◆ **ASSIGNED TASK**:
Please transcribe the data that follows, keeping every line exact.

----------------

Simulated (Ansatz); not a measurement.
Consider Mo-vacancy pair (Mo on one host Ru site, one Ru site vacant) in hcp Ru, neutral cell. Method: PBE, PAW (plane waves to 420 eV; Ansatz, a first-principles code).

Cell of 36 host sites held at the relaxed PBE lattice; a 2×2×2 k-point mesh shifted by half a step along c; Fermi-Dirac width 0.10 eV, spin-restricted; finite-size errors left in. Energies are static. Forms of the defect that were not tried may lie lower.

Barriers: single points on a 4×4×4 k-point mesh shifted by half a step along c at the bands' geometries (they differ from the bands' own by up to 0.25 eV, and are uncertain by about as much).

----------------

◆ **EXERCISE RESPONSE**:
Simulated (Ansatz); not a measurement.
Consider Mo-vacancy pair (Mo on one host Ru site, one Ru site vacant) in hcp Ru, neutral cell. Method: PBE, PAW (plane waves to 420 eV; Ansatz, a first-principles code).

Cell of 36 host sites held at the relaxed PBE lattice; a 2×2×2 k-point mesh shifted by half a step along c; Fermi-Dirac width 0.10 eV, spin-restricted; finite-size errors left in. Energies are static. Forms of the defect that were not tried may lie lower.

Barriers: single points on a 4×4×4 k-point mesh shifted by half a step along c at the bands' geometries (they differ from the bands' own by up to 0.25 eV, and are uncertain by about as much).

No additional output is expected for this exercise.